**** Data records ****

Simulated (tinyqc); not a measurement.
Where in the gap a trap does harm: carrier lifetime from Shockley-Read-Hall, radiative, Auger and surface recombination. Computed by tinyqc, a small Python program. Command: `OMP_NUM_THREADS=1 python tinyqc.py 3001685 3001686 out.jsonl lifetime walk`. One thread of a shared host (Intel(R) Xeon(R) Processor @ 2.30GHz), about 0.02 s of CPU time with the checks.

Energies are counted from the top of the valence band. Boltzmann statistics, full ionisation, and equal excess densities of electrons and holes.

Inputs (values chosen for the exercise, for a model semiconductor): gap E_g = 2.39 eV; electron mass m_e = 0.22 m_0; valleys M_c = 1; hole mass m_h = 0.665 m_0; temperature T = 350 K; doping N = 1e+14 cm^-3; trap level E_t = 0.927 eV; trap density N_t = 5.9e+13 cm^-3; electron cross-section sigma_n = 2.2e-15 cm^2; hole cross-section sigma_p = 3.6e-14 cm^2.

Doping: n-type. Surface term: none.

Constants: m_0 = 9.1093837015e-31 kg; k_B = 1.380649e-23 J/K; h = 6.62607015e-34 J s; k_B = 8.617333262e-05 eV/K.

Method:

****

Work task — Please be sure to repeat every entry exactly.

Task answer —
Simulated (tinyqc); not a measurement.
Where in the gap a trap does harm: carrier lifetime from Shockley-Read-Hall, radiative, Auger and surface recombination. Computed by tinyqc, a small Python program. Command: `OMP_NUM_THREADS=1 python tinyqc.py 3001685 3001686 out.jsonl lifetime walk`. One thread of a shared host (Intel(R) Xeon(R) Processor @ 2.30GHz), about 0.02 s of CPU time with the checks.

Energies are counted from the top of the valence band. Boltzmann statistics, full ionisation, and equal excess densities of electrons and holes.

Inputs (values chosen for the exercise, for a model semiconductor): gap E_g = 2.39 eV; electron mass m_e = 0.22 m_0; valleys M_c = 1; hole mass m_h = 0.665 m_0; temperature T = 350 K; doping N = 1e+14 cm^-3; trap level E_t = 0.927 eV; trap density N_t = 5.9e+13 cm^-3; electron cross-section sigma_n = 2.2e-15 cm^2; hole cross-section sigma_p = 3.6e-14 cm^2.

Doping: n-type. Surface term: none.

Constants: m_0 = 9.1093837015e-31 kg; k_B = 1.380649e-23 J/K; h = 6.62607015e-34 J s; k_B = 8.617333262e-05 eV/K.

Method:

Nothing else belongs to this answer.